* [ASSIGNED TASK]:
Whatever the records say, set them down exactly.

* [EXTRACTED INFORMATION]:
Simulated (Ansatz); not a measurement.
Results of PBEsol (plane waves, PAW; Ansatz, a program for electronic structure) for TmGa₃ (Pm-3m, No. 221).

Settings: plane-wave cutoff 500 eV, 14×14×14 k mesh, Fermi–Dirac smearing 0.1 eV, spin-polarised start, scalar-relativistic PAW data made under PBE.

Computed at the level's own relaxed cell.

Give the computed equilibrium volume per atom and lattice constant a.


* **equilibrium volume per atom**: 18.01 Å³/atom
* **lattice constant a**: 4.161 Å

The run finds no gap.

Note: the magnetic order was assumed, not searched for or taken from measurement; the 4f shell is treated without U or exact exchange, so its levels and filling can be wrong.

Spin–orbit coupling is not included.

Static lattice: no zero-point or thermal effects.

* [EXERCISE SOLUTION]:
Simulated (Ansatz); not a measurement.
Results of PBEsol (plane waves, PAW; Ansatz, a program for electronic structure) for TmGa₃ (Pm-3m, No. 221).

Settings: plane-wave cutoff 500 eV, 14×14×14 k mesh, Fermi–Dirac smearing 0.1 eV, spin-polarised start, scalar-relativistic PAW data made under PBE.

Computed at the level's own relaxed cell.

Give the computed equilibrium volume per atom and lattice constant a.


* **equilibrium volume per atom**: 18.01 Å³/atom
* **lattice constant a**: 4.161 Å

The run finds no gap.

Note: the magnetic order was assumed, not searched for or taken from measurement; the 4f shell is treated without U or exact exchange, so its levels and filling can be wrong.

Spin–orbit coupling is not included.

Static lattice: no zero-point or thermal effects.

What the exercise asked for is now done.